EXCERPTED DATA:
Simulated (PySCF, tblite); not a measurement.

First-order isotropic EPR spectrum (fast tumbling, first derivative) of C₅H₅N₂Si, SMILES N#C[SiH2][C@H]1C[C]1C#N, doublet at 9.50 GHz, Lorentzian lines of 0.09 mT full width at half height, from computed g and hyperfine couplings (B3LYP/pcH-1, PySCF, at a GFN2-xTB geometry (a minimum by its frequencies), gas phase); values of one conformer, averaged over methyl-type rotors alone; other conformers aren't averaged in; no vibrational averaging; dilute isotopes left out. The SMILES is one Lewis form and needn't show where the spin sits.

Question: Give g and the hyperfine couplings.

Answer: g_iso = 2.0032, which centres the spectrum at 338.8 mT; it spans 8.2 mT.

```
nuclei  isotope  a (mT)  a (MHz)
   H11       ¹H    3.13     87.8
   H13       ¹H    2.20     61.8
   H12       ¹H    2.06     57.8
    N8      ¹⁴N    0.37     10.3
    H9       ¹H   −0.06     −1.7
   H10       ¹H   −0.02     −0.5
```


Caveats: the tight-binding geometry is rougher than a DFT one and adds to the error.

WORK ITEM: The full set of records, transcribed exactly, is the answer.

EXERCISE SOLUTION:
Simulated (PySCF, tblite); not a measurement.

First-order isotropic EPR spectrum (fast tumbling, first derivative) of C₅H₅N₂Si, SMILES N#C[SiH2][C@H]1C[C]1C#N, doublet at 9.50 GHz, Lorentzian lines of 0.09 mT full width at half height, from computed g and hyperfine couplings (B3LYP/pcH-1, PySCF, at a GFN2-xTB geometry (a minimum by its frequencies), gas phase); values of one conformer, averaged over methyl-type rotors alone; other conformers aren't averaged in; no vibrational averaging; dilute isotopes left out. The SMILES is one Lewis form and needn't show where the spin sits.

Question: Give g and the hyperfine couplings.

Answer: g_iso = 2.0032, which centres the spectrum at 338.8 mT; it spans 8.2 mT.

```
nuclei  isotope  a (mT)  a (MHz)
   H11       ¹H    3.13     87.8
   H13       ¹H    2.20     61.8
   H12       ¹H    2.06     57.8
    N8      ¹⁴N    0.37     10.3
    H9       ¹H   −0.06     −1.7
   H10       ¹H   −0.02     −0.5
```


Caveats: the tight-binding geometry is rougher than a DFT one and adds to the error.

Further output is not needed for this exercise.